(Beginning of ENTRIES SHOWN)
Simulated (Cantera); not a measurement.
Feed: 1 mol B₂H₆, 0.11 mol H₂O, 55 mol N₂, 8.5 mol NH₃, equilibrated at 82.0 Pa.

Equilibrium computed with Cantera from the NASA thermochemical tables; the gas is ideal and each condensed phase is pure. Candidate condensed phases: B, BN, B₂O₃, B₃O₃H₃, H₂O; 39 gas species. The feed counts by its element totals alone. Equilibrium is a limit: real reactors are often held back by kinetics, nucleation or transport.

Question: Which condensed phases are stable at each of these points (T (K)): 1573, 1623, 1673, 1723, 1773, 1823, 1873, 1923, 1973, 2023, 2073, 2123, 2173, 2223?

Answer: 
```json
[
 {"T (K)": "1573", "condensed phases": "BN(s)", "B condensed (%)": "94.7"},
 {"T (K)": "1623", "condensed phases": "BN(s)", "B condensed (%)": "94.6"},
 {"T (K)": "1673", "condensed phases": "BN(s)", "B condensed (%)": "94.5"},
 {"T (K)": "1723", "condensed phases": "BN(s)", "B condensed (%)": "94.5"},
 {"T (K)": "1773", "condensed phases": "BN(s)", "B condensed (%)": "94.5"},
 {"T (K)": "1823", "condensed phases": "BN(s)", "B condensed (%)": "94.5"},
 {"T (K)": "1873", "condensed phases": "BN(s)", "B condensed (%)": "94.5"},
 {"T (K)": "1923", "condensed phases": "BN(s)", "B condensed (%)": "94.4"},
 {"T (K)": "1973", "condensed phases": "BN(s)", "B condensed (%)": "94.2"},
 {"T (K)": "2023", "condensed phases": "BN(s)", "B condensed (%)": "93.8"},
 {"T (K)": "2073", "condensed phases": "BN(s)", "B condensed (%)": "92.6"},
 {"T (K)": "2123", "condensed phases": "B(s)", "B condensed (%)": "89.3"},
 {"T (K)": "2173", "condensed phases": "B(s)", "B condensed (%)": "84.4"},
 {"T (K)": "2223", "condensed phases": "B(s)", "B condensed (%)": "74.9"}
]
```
(End of ENTRIES SHOWN)

## ACTIVITY
What is needed is an exact copy of the entries above, from the first line through the line holding "Equilibrium computed with", with both of those lines kept; please give nothing else.

## PROBLEM SOLUTION
Simulated (Cantera); not a measurement.
Feed: 1 mol B₂H₆, 0.11 mol H₂O, 55 mol N₂, 8.5 mol NH₃, equilibrated at 82.0 Pa.

Equilibrium computed with Cantera from the NASA thermochemical tables; the gas is ideal and each condensed phase is pure. Candidate condensed phases: B, BN, B₂O₃, B₃O₃H₃, H₂O; 39 gas species. The feed counts by its element totals alone. Equilibrium is a limit: real reactors are often held back by kinetics, nucleation or transport.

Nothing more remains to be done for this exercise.